** Opening PROVIDED MATERIAL block **

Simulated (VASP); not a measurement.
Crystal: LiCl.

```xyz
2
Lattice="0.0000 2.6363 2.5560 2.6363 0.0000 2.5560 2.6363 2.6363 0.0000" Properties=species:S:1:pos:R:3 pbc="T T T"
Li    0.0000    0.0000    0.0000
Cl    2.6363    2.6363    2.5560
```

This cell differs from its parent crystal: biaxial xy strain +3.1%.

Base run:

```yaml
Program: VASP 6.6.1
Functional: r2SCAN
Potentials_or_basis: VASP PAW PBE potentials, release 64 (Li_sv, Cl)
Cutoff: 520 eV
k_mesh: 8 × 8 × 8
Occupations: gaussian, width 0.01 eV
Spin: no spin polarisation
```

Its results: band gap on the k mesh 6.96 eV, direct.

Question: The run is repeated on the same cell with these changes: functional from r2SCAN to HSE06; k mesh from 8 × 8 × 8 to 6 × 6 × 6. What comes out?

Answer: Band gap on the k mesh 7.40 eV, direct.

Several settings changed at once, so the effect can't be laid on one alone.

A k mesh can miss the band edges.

** Closing PROVIDED MATERIAL block **

WORK TASK:
Return the material in full, restating each entry word for word.

TASK ANSWER:
Simulated (VASP); not a measurement.
Crystal: LiCl.

```xyz
2
Lattice="0.0000 2.6363 2.5560 2.6363 0.0000 2.5560 2.6363 2.6363 0.0000" Properties=species:S:1:pos:R:3 pbc="T T T"
Li    0.0000    0.0000    0.0000
Cl    2.6363    2.6363    2.5560
```

This cell differs from its parent crystal: biaxial xy strain +3.1%.

Base run:

```yaml
Program: VASP 6.6.1
Functional: r2SCAN
Potentials_or_basis: VASP PAW PBE potentials, release 64 (Li_sv, Cl)
Cutoff: 520 eV
k_mesh: 8 × 8 × 8
Occupations: gaussian, width 0.01 eV
Spin: no spin polarisation
```

Its results: band gap on the k mesh 6.96 eV, direct.

Question: The run is repeated on the same cell with these changes: functional from r2SCAN to HSE06; k mesh from 8 × 8 × 8 to 6 × 6 × 6. What comes out?

Answer: Band gap on the k mesh 7.40 eV, direct.

Several settings changed at once, so the effect can't be laid on one alone.

A k mesh can miss the band edges.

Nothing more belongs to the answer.